.....

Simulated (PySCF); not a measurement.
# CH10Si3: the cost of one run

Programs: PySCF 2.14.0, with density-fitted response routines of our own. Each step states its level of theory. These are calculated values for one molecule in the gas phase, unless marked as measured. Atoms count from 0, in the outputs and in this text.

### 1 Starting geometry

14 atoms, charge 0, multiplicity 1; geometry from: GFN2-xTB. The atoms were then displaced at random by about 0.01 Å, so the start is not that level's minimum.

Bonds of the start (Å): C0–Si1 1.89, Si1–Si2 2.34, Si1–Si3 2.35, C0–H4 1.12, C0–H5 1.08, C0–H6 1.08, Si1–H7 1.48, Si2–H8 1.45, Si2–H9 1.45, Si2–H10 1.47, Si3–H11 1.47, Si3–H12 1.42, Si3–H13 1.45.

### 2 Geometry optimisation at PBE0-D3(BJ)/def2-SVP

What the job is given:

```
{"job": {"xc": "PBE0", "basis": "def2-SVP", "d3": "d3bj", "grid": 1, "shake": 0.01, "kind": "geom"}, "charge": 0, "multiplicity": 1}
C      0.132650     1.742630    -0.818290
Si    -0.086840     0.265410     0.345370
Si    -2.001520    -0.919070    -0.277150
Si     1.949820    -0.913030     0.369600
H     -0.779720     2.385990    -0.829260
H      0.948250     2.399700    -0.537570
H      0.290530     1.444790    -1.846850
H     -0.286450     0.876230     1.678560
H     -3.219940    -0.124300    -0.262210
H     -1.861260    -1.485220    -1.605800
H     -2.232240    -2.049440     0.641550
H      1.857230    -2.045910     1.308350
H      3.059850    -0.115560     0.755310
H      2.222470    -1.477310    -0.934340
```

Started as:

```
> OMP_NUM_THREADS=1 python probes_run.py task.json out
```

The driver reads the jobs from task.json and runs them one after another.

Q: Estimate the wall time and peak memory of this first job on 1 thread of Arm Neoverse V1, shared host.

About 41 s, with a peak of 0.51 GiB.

.....

### ACTION ITEM
Each line from the top of the records above through the line containing "Q: Estimate the" needs to be transcribed exactly, and no line after it.

### ANSWER AREA
Simulated (PySCF); not a measurement.
# CH10Si3: the cost of one run

Programs: PySCF 2.14.0, with density-fitted response routines of our own. Each step states its level of theory. These are calculated values for one molecule in the gas phase, unless marked as measured. Atoms count from 0, in the outputs and in this text.

### 1 Starting geometry

14 atoms, charge 0, multiplicity 1; geometry from: GFN2-xTB. The atoms were then displaced at random by about 0.01 Å, so the start is not that level's minimum.

Bonds of the start (Å): C0–Si1 1.89, Si1–Si2 2.34, Si1–Si3 2.35, C0–H4 1.12, C0–H5 1.08, C0–H6 1.08, Si1–H7 1.48, Si2–H8 1.45, Si2–H9 1.45, Si2–H10 1.47, Si3–H11 1.47, Si3–H12 1.42, Si3–H13 1.45.

### 2 Geometry optimisation at PBE0-D3(BJ)/def2-SVP

What the job is given:

```
{"job": {"xc": "PBE0", "basis": "def2-SVP", "d3": "d3bj", "grid": 1, "shake": 0.01, "kind": "geom"}, "charge": 0, "multiplicity": 1}
C      0.132650     1.742630    -0.818290
Si    -0.086840     0.265410     0.345370
Si    -2.001520    -0.919070    -0.277150
Si     1.949820    -0.913030     0.369600
H     -0.779720     2.385990    -0.829260
H      0.948250     2.399700    -0.537570
H      0.290530     1.444790    -1.846850
H     -0.286450     0.876230     1.678560
H     -3.219940    -0.124300    -0.262210
H     -1.861260    -1.485220    -1.605800
H     -2.232240    -2.049440     0.641550
H      1.857230    -2.045910     1.308350
H      3.059850    -0.115560     0.755310
H      2.222470    -1.477310    -0.934340
```

Started as:

```
> OMP_NUM_THREADS=1 python probes_run.py task.json out
```

The driver reads the jobs from task.json and runs them one after another.

Q: Estimate the wall time and peak memory of this first job on 1 thread of Arm Neoverse V1, shared host.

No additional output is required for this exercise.